# # # #

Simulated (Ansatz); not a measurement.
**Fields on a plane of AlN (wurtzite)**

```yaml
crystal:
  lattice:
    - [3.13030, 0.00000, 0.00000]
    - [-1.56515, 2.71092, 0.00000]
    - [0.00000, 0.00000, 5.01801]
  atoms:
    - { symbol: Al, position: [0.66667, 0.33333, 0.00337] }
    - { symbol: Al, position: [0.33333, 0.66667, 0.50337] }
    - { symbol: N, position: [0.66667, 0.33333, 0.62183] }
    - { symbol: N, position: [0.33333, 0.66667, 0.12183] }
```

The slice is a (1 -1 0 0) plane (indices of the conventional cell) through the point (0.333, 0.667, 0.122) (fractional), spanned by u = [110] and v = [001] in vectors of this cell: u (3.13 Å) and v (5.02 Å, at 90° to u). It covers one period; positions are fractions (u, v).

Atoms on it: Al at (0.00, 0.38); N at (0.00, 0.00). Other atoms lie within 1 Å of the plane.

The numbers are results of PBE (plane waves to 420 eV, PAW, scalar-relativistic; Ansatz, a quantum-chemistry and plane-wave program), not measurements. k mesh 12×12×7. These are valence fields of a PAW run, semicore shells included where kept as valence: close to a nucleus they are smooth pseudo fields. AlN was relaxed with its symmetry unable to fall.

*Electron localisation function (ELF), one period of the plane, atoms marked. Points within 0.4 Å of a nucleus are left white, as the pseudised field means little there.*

# # # #

**Work item**
The response must hold only the lines above from the line with "The slice is" through the line with "Atoms on it: Al", each copied exactly, both ends kept.

**Written solution**
The slice is a (1 -1 0 0) plane (indices of the conventional cell) through the point (0.333, 0.667, 0.122) (fractional), spanned by u = [110] and v = [001] in vectors of this cell: u (3.13 Å) and v (5.02 Å, at 90° to u). It covers one period; positions are fractions (u, v).

Atoms on it: Al at (0.00, 0.38); N at (0.00, 0.00). Other atoms lie within 1 Å of the plane.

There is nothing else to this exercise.